Start of MATERIAL PROVIDED

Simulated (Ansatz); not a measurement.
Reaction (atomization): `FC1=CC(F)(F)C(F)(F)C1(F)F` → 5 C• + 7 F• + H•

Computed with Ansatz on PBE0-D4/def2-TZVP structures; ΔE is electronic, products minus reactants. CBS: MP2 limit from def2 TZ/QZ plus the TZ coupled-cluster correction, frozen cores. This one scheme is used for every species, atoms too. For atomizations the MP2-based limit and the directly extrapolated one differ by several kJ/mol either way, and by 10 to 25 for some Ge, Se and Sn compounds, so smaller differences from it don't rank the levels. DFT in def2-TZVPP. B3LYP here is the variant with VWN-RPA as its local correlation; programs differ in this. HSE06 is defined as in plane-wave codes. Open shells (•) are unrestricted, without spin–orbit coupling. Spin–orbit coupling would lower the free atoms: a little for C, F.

End of MATERIAL PROVIDED

Word for word, restate all of the data shown above.

Simulated (Ansatz); not a measurement.
Reaction (atomization): `FC1=CC(F)(F)C(F)(F)C1(F)F` → 5 C• + 7 F• + H•

Computed with Ansatz on PBE0-D4/def2-TZVP structures; ΔE is electronic, products minus reactants. CBS: MP2 limit from def2 TZ/QZ plus the TZ coupled-cluster correction, frozen cores. This one scheme is used for every species, atoms too. For atomizations the MP2-based limit and the directly extrapolated one differ by several kJ/mol either way, and by 10 to 25 for some Ge, Se and Sn compounds, so smaller differences from it don't rank the levels. DFT in def2-TZVPP. B3LYP here is the variant with VWN-RPA as its local correlation; programs differ in this. HSE06 is defined as in plane-wave codes. Open shells (•) are unrestricted, without spin–orbit coupling. Spin–orbit coupling would lower the free atoms: a little for C, F.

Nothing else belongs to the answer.